#### DATASET
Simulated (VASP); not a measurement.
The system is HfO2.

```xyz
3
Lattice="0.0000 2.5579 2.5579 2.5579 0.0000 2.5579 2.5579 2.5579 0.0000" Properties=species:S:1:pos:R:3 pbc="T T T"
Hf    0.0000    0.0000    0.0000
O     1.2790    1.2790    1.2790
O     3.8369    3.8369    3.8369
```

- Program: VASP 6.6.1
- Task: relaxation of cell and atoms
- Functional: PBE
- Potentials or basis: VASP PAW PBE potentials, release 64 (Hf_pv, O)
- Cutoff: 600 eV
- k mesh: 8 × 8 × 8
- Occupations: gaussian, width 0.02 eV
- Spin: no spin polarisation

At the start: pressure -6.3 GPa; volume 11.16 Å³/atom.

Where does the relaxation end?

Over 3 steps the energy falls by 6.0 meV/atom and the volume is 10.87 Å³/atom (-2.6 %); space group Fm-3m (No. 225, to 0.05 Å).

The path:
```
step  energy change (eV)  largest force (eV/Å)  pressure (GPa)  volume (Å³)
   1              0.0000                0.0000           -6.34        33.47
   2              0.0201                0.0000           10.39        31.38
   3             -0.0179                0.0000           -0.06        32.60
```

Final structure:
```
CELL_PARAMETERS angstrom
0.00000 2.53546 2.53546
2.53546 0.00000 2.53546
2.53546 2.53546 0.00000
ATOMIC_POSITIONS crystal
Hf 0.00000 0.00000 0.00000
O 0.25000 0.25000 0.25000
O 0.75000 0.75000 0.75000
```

#### WORK TASK
Start at the first line of the entries and stop at the line that contains "- k mesh: 8 × 8 × 8". Repeat every line in that span exactly, and nothing beyond it.

#### WORKED SOLUTION
Simulated (VASP); not a measurement.
The system is HfO2.

```xyz
3
Lattice="0.0000 2.5579 2.5579 2.5579 0.0000 2.5579 2.5579 2.5579 0.0000" Properties=species:S:1:pos:R:3 pbc="T T T"
Hf    0.0000    0.0000    0.0000
O     1.2790    1.2790    1.2790
O     3.8369    3.8369    3.8369
```

- Program: VASP 6.6.1
- Task: relaxation of cell and atoms
- Functional: PBE
- Potentials or basis: VASP PAW PBE potentials, release 64 (Hf_pv, O)
- Cutoff: 600 eV
- k mesh: 8 × 8 × 8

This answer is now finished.